# # # # #

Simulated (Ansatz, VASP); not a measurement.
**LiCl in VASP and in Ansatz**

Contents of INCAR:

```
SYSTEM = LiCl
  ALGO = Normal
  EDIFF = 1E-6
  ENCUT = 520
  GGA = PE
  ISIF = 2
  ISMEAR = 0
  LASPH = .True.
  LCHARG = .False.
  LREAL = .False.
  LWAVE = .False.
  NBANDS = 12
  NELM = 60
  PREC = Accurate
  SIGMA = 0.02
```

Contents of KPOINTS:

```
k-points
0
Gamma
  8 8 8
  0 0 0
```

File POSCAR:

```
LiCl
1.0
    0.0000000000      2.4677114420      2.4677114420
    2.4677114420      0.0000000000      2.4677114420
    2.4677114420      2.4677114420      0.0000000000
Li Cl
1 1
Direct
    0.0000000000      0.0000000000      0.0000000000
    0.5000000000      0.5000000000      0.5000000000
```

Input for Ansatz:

# # # # #

## Exercise:
Please set down the entire material above exactly as presented.

## Exercise result:
Simulated (Ansatz, VASP); not a measurement.
**LiCl in VASP and in Ansatz**

Contents of INCAR:

```
SYSTEM = LiCl
  ALGO = Normal
  EDIFF = 1E-6
  ENCUT = 520
  GGA = PE
  ISIF = 2
  ISMEAR = 0
  LASPH = .True.
  LCHARG = .False.
  LREAL = .False.
  LWAVE = .False.
  NBANDS = 12
  NELM = 60
  PREC = Accurate
  SIGMA = 0.02
```

Contents of KPOINTS:

```
k-points
0
Gamma
  8 8 8
  0 0 0
```

File POSCAR:

```
LiCl
1.0
    0.0000000000      2.4677114420      2.4677114420
    2.4677114420      0.0000000000      2.4677114420
    2.4677114420      2.4677114420      0.0000000000
Li Cl
1 1
Direct
    0.0000000000      0.0000000000      0.0000000000
    0.5000000000      0.5000000000      0.5000000000
```

Input for Ansatz:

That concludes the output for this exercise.